WORK ITEM:
Go through the entries below from the first line and transcribe each one exactly, ending with the line that contains "Problem. Translate this".

__________

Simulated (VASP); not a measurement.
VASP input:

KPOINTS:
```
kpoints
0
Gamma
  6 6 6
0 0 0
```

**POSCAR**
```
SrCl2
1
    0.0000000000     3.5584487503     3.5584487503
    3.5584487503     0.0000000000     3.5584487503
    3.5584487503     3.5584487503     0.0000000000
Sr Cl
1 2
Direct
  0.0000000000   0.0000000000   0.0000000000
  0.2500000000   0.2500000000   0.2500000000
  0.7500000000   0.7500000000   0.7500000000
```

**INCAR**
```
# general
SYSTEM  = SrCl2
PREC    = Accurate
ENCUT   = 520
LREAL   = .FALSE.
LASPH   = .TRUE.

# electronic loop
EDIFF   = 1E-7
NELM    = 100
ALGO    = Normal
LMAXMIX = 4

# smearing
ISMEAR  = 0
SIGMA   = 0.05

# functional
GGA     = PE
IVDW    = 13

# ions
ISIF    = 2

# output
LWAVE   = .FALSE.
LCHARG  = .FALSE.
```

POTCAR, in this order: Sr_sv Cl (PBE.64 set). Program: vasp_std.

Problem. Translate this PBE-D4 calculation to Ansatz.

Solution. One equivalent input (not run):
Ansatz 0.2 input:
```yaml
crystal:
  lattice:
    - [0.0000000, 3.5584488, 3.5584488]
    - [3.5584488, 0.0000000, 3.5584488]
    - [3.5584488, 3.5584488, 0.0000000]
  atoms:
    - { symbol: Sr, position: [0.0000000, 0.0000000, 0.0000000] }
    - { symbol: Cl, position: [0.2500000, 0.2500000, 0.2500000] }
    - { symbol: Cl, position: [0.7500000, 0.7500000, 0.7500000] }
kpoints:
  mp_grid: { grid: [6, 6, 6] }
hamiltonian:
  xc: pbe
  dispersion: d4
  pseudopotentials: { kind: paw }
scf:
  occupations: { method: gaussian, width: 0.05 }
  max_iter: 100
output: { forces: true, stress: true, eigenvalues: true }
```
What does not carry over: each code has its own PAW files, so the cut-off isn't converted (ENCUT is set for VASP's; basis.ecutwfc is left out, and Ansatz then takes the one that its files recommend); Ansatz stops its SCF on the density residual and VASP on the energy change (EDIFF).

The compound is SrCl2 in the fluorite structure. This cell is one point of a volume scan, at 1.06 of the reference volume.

__________

WRITTEN RESPONSE:
Simulated (VASP); not a measurement.
VASP input:

KPOINTS:
```
kpoints
0
Gamma
  6 6 6
0 0 0
```

**POSCAR**
```
SrCl2
1
    0.0000000000     3.5584487503     3.5584487503
    3.5584487503     0.0000000000     3.5584487503
    3.5584487503     3.5584487503     0.0000000000
Sr Cl
1 2
Direct
  0.0000000000   0.0000000000   0.0000000000
  0.2500000000   0.2500000000   0.2500000000
  0.7500000000   0.7500000000   0.7500000000
```

**INCAR**
```
# general
SYSTEM  = SrCl2
PREC    = Accurate
ENCUT   = 520
LREAL   = .FALSE.
LASPH   = .TRUE.

# electronic loop
EDIFF   = 1E-7
NELM    = 100
ALGO    = Normal
LMAXMIX = 4

# smearing
ISMEAR  = 0
SIGMA   = 0.05

# functional
GGA     = PE
IVDW    = 13

# ions
ISIF    = 2

# output
LWAVE   = .FALSE.
LCHARG  = .FALSE.
```

POTCAR, in this order: Sr_sv Cl (PBE.64 set). Program: vasp_std.

Problem. Translate this PBE-D4 calculation to Ansatz.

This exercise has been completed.